## [LISTED RECORDS]
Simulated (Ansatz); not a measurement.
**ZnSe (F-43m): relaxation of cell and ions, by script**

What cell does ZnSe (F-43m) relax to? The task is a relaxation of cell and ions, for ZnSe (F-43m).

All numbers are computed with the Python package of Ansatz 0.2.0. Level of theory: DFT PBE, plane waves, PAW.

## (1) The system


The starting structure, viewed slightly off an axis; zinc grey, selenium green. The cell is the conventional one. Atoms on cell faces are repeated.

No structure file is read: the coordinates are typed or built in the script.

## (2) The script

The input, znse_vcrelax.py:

## [REQUIREMENT]
Reproduce each record shown above without altering a single word.

## [EXERCISE SOLUTION]
Simulated (Ansatz); not a measurement.
**ZnSe (F-43m): relaxation of cell and ions, by script**

What cell does ZnSe (F-43m) relax to? The task is a relaxation of cell and ions, for ZnSe (F-43m).

All numbers are computed with the Python package of Ansatz 0.2.0. Level of theory: DFT PBE, plane waves, PAW.

## (1) The system


The starting structure, viewed slightly off an axis; zinc grey, selenium green. The cell is the conventional one. Atoms on cell faces are repeated.

No structure file is read: the coordinates are typed or built in the script.

## (2) The script

The input, znse_vcrelax.py:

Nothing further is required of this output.